Reproduce the entries from their first line up to and including the line with "All numbers come". Leave out everything after it.

[[ Data under study open ]]
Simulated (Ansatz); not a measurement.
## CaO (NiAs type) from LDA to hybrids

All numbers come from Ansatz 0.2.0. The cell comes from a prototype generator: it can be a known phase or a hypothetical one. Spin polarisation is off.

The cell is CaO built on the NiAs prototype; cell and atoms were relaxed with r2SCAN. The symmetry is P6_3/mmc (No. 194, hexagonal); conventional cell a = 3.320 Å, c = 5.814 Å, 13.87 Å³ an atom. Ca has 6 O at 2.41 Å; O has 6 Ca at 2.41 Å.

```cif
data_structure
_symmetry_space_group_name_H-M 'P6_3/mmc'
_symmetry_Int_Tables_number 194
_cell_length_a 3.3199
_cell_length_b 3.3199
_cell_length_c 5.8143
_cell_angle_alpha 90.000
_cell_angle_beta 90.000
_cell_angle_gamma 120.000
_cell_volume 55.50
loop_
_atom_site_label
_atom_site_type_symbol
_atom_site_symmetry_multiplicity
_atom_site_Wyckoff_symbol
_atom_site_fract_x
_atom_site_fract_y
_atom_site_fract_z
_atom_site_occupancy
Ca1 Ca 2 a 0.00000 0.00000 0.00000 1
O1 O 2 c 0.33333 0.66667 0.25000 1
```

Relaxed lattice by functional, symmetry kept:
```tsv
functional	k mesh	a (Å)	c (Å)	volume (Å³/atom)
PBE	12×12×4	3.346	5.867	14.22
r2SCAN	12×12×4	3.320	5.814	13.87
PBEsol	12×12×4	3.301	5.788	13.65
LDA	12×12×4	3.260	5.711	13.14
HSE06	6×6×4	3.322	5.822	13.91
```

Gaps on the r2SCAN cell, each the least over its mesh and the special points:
[[ Data under study closed ]]

> _Written response_:
Simulated (Ansatz); not a measurement.
## CaO (NiAs type) from LDA to hybrids

All numbers come from Ansatz 0.2.0. The cell comes from a prototype generator: it can be a known phase or a hypothetical one. Spin polarisation is off.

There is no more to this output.